- _Work task_: Transcribe word for word the lines below from the line with "V₀ = 18.78 Å³/atom, B₀ = 74.0 GPa, B′ = 4.7." through the line with "A made-up cell: these", ends included.

- _Extracted records_:
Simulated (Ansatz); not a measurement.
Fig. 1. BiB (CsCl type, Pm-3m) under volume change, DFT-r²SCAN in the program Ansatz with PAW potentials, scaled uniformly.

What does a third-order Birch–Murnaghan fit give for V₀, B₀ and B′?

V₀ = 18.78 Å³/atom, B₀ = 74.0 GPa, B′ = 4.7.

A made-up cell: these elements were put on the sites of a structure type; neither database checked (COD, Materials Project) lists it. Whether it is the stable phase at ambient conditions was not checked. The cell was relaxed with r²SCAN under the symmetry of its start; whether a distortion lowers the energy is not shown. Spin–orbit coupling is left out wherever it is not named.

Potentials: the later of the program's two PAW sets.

- _Exercise answer_:
V₀ = 18.78 Å³/atom, B₀ = 74.0 GPa, B′ = 4.7.

A made-up cell: these elements were put on the sites of a structure type; neither database checked (COD, Materials Project) lists it. Whether it is the stable phase at ambient conditions was not checked. The cell was relaxed with r²SCAN under the symmetry of its start; whether a distortion lowers the energy is not shown. Spin–orbit coupling is left out wherever it is not named.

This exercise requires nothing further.